▶ Assignment:
Take the material below and reproduce, word for word, only the lines from the line with "1.77 | −7.30 | 6.02 |" through the line with "Give its energy, strength and character.".

▶ Entries provided:
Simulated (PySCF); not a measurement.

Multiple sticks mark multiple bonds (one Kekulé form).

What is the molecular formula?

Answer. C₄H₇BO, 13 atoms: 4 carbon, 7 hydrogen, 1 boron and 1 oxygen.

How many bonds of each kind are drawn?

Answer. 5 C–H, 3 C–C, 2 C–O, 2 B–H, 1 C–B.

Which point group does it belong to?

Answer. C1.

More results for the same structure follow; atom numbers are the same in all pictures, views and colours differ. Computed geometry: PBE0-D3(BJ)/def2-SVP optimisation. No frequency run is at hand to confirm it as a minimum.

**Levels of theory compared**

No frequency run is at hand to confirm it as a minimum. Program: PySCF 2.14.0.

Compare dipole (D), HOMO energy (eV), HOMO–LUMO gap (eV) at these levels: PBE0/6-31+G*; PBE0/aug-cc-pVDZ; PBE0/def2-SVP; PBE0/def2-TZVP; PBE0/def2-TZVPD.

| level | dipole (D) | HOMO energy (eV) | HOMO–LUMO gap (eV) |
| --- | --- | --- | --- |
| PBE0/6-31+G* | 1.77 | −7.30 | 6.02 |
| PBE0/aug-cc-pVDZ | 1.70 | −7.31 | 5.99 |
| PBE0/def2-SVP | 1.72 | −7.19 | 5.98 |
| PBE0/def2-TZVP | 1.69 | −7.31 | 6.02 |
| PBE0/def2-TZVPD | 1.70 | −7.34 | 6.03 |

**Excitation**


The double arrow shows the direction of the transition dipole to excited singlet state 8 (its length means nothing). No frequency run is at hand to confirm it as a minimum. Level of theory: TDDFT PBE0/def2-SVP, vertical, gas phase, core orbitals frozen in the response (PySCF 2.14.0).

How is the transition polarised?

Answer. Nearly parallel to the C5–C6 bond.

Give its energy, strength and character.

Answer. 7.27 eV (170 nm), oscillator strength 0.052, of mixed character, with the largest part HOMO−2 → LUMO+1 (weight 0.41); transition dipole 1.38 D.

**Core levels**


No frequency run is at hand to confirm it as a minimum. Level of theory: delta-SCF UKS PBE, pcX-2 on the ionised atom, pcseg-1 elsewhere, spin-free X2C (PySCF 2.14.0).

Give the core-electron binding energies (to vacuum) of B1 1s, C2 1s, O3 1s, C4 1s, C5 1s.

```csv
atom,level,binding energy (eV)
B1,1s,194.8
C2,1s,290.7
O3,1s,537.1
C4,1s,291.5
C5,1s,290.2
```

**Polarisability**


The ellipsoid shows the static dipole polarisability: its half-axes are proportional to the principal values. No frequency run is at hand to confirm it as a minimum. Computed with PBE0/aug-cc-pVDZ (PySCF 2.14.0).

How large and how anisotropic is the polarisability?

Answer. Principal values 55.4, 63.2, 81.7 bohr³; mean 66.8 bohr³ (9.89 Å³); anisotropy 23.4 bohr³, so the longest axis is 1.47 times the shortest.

▶ Answer space:
| PBE0/6-31+G* | 1.77 | −7.30 | 6.02 |
| PBE0/aug-cc-pVDZ | 1.70 | −7.31 | 5.99 |
| PBE0/def2-SVP | 1.72 | −7.19 | 5.98 |
| PBE0/def2-TZVP | 1.69 | −7.31 | 6.02 |
| PBE0/def2-TZVPD | 1.70 | −7.34 | 6.03 |

**Excitation**


The double arrow shows the direction of the transition dipole to excited singlet state 8 (its length means nothing). No frequency run is at hand to confirm it as a minimum. Level of theory: TDDFT PBE0/def2-SVP, vertical, gas phase, core orbitals frozen in the response (PySCF 2.14.0).

How is the transition polarised?

Answer. Nearly parallel to the C5–C6 bond.

Give its energy, strength and character.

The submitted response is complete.